··········

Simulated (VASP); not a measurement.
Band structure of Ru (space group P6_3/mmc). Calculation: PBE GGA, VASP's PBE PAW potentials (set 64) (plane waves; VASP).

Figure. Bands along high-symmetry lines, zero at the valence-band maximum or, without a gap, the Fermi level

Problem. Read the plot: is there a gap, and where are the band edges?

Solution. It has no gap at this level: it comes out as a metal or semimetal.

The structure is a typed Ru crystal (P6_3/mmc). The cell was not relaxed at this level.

··········

▶ WORK ORDER: Give back, unchanged, the run of lines in the listing above that begins at the line containing "Band structure of" and ends at the line containing "Solution. It has", both included.

▶ TASK OUTPUT:
Band structure of Ru (space group P6_3/mmc). Calculation: PBE GGA, VASP's PBE PAW potentials (set 64) (plane waves; VASP).

Figure. Bands along high-symmetry lines, zero at the valence-band maximum or, without a gap, the Fermi level

Problem. Read the plot: is there a gap, and where are the band edges?

Solution. It has no gap at this level: it comes out as a metal or semimetal.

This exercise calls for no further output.